[Opening Material shown section]

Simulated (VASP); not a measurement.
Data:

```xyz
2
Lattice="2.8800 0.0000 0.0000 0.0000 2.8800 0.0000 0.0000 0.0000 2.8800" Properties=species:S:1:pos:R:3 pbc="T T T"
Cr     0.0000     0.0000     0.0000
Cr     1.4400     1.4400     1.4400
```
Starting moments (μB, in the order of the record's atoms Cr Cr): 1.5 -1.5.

[Closing Material shown section]

Assignment = Please reproduce the material above exactly, line by line.

Your solution =
Simulated (VASP); not a measurement.
Data:

```xyz
2
Lattice="2.8800 0.0000 0.0000 0.0000 2.8800 0.0000 0.0000 0.0000 2.8800" Properties=species:S:1:pos:R:3 pbc="T T T"
Cr     0.0000     0.0000     0.0000
Cr     1.4400     1.4400     1.4400
```
Starting moments (μB, in the order of the record's atoms Cr Cr): 1.5 -1.5.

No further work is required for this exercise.